• [Assigned task] Reproduce the first line of the material below and each line after it, exactly, through the line containing "With that input, the", and give nothing more.

• [Provided material]
————————
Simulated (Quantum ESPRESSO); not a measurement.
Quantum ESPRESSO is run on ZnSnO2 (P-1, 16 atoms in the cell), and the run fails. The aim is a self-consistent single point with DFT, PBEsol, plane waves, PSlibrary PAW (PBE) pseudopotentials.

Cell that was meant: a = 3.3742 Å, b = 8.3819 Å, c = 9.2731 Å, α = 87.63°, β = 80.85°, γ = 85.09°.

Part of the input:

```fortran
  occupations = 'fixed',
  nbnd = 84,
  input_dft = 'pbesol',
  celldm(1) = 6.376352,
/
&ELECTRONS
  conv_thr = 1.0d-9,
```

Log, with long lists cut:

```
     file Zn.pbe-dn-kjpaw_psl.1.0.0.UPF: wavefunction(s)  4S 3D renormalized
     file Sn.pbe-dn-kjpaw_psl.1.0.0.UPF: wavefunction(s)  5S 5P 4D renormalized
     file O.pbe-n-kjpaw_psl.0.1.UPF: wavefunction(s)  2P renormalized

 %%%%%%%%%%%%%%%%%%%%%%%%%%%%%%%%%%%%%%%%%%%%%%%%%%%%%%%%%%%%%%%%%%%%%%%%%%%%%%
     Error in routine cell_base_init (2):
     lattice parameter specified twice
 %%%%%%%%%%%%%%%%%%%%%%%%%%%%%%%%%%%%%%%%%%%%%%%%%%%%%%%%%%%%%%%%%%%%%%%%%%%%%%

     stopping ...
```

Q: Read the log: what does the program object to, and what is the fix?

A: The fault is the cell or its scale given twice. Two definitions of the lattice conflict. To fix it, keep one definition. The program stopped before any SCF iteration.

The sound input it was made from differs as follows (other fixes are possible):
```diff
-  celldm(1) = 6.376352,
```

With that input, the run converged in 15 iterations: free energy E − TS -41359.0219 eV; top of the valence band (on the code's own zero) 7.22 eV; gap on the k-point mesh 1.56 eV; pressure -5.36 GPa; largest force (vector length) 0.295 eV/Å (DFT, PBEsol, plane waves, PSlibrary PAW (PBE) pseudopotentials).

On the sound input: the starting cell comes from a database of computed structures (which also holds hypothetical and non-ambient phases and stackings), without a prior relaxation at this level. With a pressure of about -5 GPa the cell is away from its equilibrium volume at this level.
————————

• [Task result]
Simulated (Quantum ESPRESSO); not a measurement.
Quantum ESPRESSO is run on ZnSnO2 (P-1, 16 atoms in the cell), and the run fails. The aim is a self-consistent single point with DFT, PBEsol, plane waves, PSlibrary PAW (PBE) pseudopotentials.

Cell that was meant: a = 3.3742 Å, b = 8.3819 Å, c = 9.2731 Å, α = 87.63°, β = 80.85°, γ = 85.09°.

Part of the input:

```fortran
  occupations = 'fixed',
  nbnd = 84,
  input_dft = 'pbesol',
  celldm(1) = 6.376352,
/
&ELECTRONS
  conv_thr = 1.0d-9,
```

Log, with long lists cut:

```
     file Zn.pbe-dn-kjpaw_psl.1.0.0.UPF: wavefunction(s)  4S 3D renormalized
     file Sn.pbe-dn-kjpaw_psl.1.0.0.UPF: wavefunction(s)  5S 5P 4D renormalized
     file O.pbe-n-kjpaw_psl.0.1.UPF: wavefunction(s)  2P renormalized

 %%%%%%%%%%%%%%%%%%%%%%%%%%%%%%%%%%%%%%%%%%%%%%%%%%%%%%%%%%%%%%%%%%%%%%%%%%%%%%
     Error in routine cell_base_init (2):
     lattice parameter specified twice
 %%%%%%%%%%%%%%%%%%%%%%%%%%%%%%%%%%%%%%%%%%%%%%%%%%%%%%%%%%%%%%%%%%%%%%%%%%%%%%

     stopping ...
```

Q: Read the log: what does the program object to, and what is the fix?

A: The fault is the cell or its scale given twice. Two definitions of the lattice conflict. To fix it, keep one definition. The program stopped before any SCF iteration.

The sound input it was made from differs as follows (other fixes are possible):
```diff
-  celldm(1) = 6.376352,
```

With that input, the run converged in 15 iterations: free energy E − TS -41359.0219 eV; top of the valence band (on the code's own zero) 7.22 eV; gap on the k-point mesh 1.56 eV; pressure -5.36 GPa; largest force (vector length) 0.295 eV/Å (DFT, PBEsol, plane waves, PSlibrary PAW (PBE) pseudopotentials).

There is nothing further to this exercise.